◆ EXTRACTED DATA
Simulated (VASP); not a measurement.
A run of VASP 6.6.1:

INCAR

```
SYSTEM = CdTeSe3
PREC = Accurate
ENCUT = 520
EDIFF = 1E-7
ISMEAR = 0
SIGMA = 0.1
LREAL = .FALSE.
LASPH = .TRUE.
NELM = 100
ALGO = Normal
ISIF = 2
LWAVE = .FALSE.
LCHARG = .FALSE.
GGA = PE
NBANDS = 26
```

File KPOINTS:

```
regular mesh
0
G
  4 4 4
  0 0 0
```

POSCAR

◆ ACTIVITY
In your answer, reproduce every entry exactly as it was written.

◆ WORKED SOLUTION
Simulated (VASP); not a measurement.
A run of VASP 6.6.1:

INCAR

```
SYSTEM = CdTeSe3
PREC = Accurate
ENCUT = 520
EDIFF = 1E-7
ISMEAR = 0
SIGMA = 0.1
LREAL = .FALSE.
LASPH = .TRUE.
NELM = 100
ALGO = Normal
ISIF = 2
LWAVE = .FALSE.
LCHARG = .FALSE.
GGA = PE
NBANDS = 26
```

File KPOINTS:

```
regular mesh
0
G
  4 4 4
  0 0 0
```

POSCAR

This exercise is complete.